## ENTRIES SUPPLIED
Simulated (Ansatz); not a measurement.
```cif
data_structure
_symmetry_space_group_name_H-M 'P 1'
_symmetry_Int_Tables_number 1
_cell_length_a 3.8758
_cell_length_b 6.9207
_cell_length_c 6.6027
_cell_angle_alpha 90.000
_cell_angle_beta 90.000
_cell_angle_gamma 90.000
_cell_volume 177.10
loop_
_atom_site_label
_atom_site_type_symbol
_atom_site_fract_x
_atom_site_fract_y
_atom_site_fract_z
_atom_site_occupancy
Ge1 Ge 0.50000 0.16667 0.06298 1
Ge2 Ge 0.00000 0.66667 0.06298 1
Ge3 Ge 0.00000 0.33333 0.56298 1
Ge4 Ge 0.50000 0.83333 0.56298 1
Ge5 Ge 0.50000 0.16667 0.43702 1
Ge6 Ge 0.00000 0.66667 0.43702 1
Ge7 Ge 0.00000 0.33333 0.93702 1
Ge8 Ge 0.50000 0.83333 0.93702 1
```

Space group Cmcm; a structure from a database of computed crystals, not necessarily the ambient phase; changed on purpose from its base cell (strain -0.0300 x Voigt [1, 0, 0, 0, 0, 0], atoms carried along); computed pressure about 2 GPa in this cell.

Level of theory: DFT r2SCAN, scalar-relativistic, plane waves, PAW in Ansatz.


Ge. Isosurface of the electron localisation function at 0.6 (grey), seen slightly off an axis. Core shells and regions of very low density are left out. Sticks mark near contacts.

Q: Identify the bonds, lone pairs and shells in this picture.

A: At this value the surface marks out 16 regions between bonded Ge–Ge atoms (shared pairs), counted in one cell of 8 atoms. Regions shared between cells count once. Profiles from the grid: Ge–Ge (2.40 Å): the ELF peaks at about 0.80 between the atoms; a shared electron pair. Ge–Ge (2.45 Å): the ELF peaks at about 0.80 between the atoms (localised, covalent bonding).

## ASSIGNMENT
Up to and including the line that contains "Q: Identify the", restate word for word every line of the entries, starting from the first.

## TASK OUTPUT
Simulated (Ansatz); not a measurement.
```cif
data_structure
_symmetry_space_group_name_H-M 'P 1'
_symmetry_Int_Tables_number 1
_cell_length_a 3.8758
_cell_length_b 6.9207
_cell_length_c 6.6027
_cell_angle_alpha 90.000
_cell_angle_beta 90.000
_cell_angle_gamma 90.000
_cell_volume 177.10
loop_
_atom_site_label
_atom_site_type_symbol
_atom_site_fract_x
_atom_site_fract_y
_atom_site_fract_z
_atom_site_occupancy
Ge1 Ge 0.50000 0.16667 0.06298 1
Ge2 Ge 0.00000 0.66667 0.06298 1
Ge3 Ge 0.00000 0.33333 0.56298 1
Ge4 Ge 0.50000 0.83333 0.56298 1
Ge5 Ge 0.50000 0.16667 0.43702 1
Ge6 Ge 0.00000 0.66667 0.43702 1
Ge7 Ge 0.00000 0.33333 0.93702 1
Ge8 Ge 0.50000 0.83333 0.93702 1
```

Space group Cmcm; a structure from a database of computed crystals, not necessarily the ambient phase; changed on purpose from its base cell (strain -0.0300 x Voigt [1, 0, 0, 0, 0, 0], atoms carried along); computed pressure about 2 GPa in this cell.

Level of theory: DFT r2SCAN, scalar-relativistic, plane waves, PAW in Ansatz.


Ge. Isosurface of the electron localisation function at 0.6 (grey), seen slightly off an axis. Core shells and regions of very low density are left out. Sticks mark near contacts.

Q: Identify the bonds, lone pairs and shells in this picture.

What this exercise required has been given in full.